DATA:
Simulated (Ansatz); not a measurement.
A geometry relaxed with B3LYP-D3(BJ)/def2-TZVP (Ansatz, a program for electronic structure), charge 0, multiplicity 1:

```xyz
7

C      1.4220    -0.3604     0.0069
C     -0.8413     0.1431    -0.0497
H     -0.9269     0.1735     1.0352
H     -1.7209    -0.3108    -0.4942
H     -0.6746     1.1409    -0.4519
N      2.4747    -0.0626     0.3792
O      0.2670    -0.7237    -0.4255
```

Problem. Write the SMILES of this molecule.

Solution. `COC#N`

REQUIRED ACTION:
Everything above from the line containing "A geometry relaxed" down to the line containing "Problem. Write the SMILES of this molecule." is to be transcribed exactly, with both of those lines included and nothing else added.

RESULT:
A geometry relaxed with B3LYP-D3(BJ)/def2-TZVP (Ansatz, a program for electronic structure), charge 0, multiplicity 1:

```xyz
7

C      1.4220    -0.3604     0.0069
C     -0.8413     0.1431    -0.0497
H     -0.9269     0.1735     1.0352
H     -1.7209    -0.3108    -0.4942
H     -0.6746     1.1409    -0.4519
N      2.4747    -0.0626     0.3792
O      0.2670    -0.7237    -0.4255
```

Problem. Write the SMILES of this molecule.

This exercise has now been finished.